● **REQUIRED ACTION**
Could you print the data that follows exactly as given?

● **STORED DATA**
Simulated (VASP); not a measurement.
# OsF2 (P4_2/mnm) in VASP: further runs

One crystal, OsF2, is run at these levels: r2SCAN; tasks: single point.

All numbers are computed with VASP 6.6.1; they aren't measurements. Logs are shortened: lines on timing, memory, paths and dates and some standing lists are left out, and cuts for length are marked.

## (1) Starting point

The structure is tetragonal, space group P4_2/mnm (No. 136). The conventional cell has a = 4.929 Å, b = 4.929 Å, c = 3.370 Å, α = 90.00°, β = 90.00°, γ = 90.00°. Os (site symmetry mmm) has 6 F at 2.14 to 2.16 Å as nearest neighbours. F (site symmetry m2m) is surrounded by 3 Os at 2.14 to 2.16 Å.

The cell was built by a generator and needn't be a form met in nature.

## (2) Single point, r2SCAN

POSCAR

● **RESPONSE AREA**
Simulated (VASP); not a measurement.
# OsF2 (P4_2/mnm) in VASP: further runs

One crystal, OsF2, is run at these levels: r2SCAN; tasks: single point.

All numbers are computed with VASP 6.6.1; they aren't measurements. Logs are shortened: lines on timing, memory, paths and dates and some standing lists are left out, and cuts for length are marked.

## (1) Starting point

The structure is tetragonal, space group P4_2/mnm (No. 136). The conventional cell has a = 4.929 Å, b = 4.929 Å, c = 3.370 Å, α = 90.00°, β = 90.00°, γ = 90.00°. Os (site symmetry mmm) has 6 F at 2.14 to 2.16 Å as nearest neighbours. F (site symmetry m2m) is surrounded by 3 Os at 2.14 to 2.16 Å.

The cell was built by a generator and needn't be a form met in nature.

## (2) Single point, r2SCAN

POSCAR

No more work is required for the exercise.